Provided records
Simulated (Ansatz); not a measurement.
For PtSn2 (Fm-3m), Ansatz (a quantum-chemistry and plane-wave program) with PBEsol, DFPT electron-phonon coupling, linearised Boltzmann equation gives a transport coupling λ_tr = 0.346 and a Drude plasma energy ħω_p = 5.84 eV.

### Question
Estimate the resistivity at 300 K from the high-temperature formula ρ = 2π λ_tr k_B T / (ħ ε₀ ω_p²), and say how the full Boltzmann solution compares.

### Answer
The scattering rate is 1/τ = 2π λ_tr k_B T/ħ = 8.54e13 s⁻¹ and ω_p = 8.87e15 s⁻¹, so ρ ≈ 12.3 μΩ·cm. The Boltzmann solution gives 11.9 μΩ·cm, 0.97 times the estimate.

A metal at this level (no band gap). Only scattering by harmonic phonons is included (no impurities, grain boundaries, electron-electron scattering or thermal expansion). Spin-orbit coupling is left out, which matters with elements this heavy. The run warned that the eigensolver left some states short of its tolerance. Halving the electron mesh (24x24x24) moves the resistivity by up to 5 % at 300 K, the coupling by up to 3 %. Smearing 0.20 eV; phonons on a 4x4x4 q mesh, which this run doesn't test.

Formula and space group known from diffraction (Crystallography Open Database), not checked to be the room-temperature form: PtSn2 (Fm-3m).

Activity
What you return must match the data word for word.

Exercise answer
Simulated (Ansatz); not a measurement.
For PtSn2 (Fm-3m), Ansatz (a quantum-chemistry and plane-wave program) with PBEsol, DFPT electron-phonon coupling, linearised Boltzmann equation gives a transport coupling λ_tr = 0.346 and a Drude plasma energy ħω_p = 5.84 eV.

### Question
Estimate the resistivity at 300 K from the high-temperature formula ρ = 2π λ_tr k_B T / (ħ ε₀ ω_p²), and say how the full Boltzmann solution compares.

### Answer
The scattering rate is 1/τ = 2π λ_tr k_B T/ħ = 8.54e13 s⁻¹ and ω_p = 8.87e15 s⁻¹, so ρ ≈ 12.3 μΩ·cm. The Boltzmann solution gives 11.9 μΩ·cm, 0.97 times the estimate.

A metal at this level (no band gap). Only scattering by harmonic phonons is included (no impurities, grain boundaries, electron-electron scattering or thermal expansion). Spin-orbit coupling is left out, which matters with elements this heavy. The run warned that the eigensolver left some states short of its tolerance. Halving the electron mesh (24x24x24) moves the resistivity by up to 5 % at 300 K, the coupling by up to 3 %. Smearing 0.20 eV; phonons on a 4x4x4 q mesh, which this run doesn't test.

Formula and space group known from diffraction (Crystallography Open Database), not checked to be the room-temperature form: PtSn2 (Fm-3m).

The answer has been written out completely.